_ASSIGNED TASK:_
Nothing in the listing should be dropped or altered when it is copied.

_DATA:_
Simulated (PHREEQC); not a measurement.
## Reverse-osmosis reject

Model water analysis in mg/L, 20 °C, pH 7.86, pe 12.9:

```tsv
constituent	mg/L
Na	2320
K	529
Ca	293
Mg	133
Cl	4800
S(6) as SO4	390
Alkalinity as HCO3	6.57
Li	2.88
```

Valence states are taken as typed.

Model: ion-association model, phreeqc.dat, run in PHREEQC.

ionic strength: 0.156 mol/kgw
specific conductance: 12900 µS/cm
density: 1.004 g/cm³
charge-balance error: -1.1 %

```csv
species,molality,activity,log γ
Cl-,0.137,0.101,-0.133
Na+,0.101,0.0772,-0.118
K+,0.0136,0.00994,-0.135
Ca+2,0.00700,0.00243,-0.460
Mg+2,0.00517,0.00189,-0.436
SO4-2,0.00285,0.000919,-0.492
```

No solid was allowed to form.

_TASK SOLUTION:_
Simulated (PHREEQC); not a measurement.
## Reverse-osmosis reject

Model water analysis in mg/L, 20 °C, pH 7.86, pe 12.9:

```tsv
constituent	mg/L
Na	2320
K	529
Ca	293
Mg	133
Cl	4800
S(6) as SO4	390
Alkalinity as HCO3	6.57
Li	2.88
```

Valence states are taken as typed.

Model: ion-association model, phreeqc.dat, run in PHREEQC.

ionic strength: 0.156 mol/kgw
specific conductance: 12900 µS/cm
density: 1.004 g/cm³
charge-balance error: -1.1 %

```csv
species,molality,activity,log γ
Cl-,0.137,0.101,-0.133
Na+,0.101,0.0772,-0.118
K+,0.0136,0.00994,-0.135
Ca+2,0.00700,0.00243,-0.460
Mg+2,0.00517,0.00189,-0.436
SO4-2,0.00285,0.000919,-0.492
```

No solid was allowed to form.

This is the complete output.